*Brief:* Start with the first line of the material. Repeat each line exactly through the one that contains "2.32 | 0.0 |".

· · · · ·

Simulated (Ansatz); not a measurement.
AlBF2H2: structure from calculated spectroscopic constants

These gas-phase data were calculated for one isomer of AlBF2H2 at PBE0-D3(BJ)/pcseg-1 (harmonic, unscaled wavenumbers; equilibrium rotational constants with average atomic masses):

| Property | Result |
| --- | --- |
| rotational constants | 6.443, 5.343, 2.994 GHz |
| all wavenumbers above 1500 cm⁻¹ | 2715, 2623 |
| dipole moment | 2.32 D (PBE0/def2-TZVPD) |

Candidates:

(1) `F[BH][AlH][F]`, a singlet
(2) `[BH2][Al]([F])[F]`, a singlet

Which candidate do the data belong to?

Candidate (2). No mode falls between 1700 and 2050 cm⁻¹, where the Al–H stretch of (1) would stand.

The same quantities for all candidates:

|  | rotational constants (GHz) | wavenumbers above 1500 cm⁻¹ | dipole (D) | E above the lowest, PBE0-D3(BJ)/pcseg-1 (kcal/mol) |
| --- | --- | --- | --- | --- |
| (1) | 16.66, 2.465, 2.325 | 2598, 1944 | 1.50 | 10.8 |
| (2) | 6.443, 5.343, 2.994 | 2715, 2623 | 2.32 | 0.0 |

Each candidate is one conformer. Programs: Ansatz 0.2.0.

· · · · ·

*Answer box:*
Simulated (Ansatz); not a measurement.
AlBF2H2: structure from calculated spectroscopic constants

These gas-phase data were calculated for one isomer of AlBF2H2 at PBE0-D3(BJ)/pcseg-1 (harmonic, unscaled wavenumbers; equilibrium rotational constants with average atomic masses):

| Property | Result |
| --- | --- |
| rotational constants | 6.443, 5.343, 2.994 GHz |
| all wavenumbers above 1500 cm⁻¹ | 2715, 2623 |
| dipole moment | 2.32 D (PBE0/def2-TZVPD) |

Candidates:

(1) `F[BH][AlH][F]`, a singlet
(2) `[BH2][Al]([F])[F]`, a singlet

Which candidate do the data belong to?

Candidate (2). No mode falls between 1700 and 2050 cm⁻¹, where the Al–H stretch of (1) would stand.

The same quantities for all candidates:

|  | rotational constants (GHz) | wavenumbers above 1500 cm⁻¹ | dipole (D) | E above the lowest, PBE0-D3(BJ)/pcseg-1 (kcal/mol) |
| --- | --- | --- | --- | --- |
| (1) | 16.66, 2.465, 2.325 | 2598, 1944 | 1.50 | 10.8 |
| (2) | 6.443, 5.343, 2.994 | 2715, 2623 | 2.32 | 0.0 |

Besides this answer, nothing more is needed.